■ Work instruction
An exact reproduction of all the entries below is required.

■ Listed entries
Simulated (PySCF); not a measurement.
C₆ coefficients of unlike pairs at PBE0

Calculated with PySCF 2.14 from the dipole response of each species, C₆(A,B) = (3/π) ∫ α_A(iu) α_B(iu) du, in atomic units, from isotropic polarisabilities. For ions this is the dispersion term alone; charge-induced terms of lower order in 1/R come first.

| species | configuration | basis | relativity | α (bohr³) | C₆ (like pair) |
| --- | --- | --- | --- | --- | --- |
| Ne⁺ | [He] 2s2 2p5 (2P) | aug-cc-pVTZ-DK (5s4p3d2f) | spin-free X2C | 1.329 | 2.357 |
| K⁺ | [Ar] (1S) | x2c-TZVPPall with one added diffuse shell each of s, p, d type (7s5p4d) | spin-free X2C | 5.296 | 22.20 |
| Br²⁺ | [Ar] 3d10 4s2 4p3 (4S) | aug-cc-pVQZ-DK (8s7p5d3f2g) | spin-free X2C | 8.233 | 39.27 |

■ Task result
Simulated (PySCF); not a measurement.
C₆ coefficients of unlike pairs at PBE0

Calculated with PySCF 2.14 from the dipole response of each species, C₆(A,B) = (3/π) ∫ α_A(iu) α_B(iu) du, in atomic units, from isotropic polarisabilities. For ions this is the dispersion term alone; charge-induced terms of lower order in 1/R come first.

| species | configuration | basis | relativity | α (bohr³) | C₆ (like pair) |
| --- | --- | --- | --- | --- | --- |
| Ne⁺ | [He] 2s2 2p5 (2P) | aug-cc-pVTZ-DK (5s4p3d2f) | spin-free X2C | 1.329 | 2.357 |
| K⁺ | [Ar] (1S) | x2c-TZVPPall with one added diffuse shell each of s, p, d type (7s5p4d) | spin-free X2C | 5.296 | 22.20 |
| Br²⁺ | [Ar] 3d10 4s2 4p3 (4S) | aug-cc-pVQZ-DK (8s7p5d3f2g) | spin-free X2C | 8.233 | 39.27 |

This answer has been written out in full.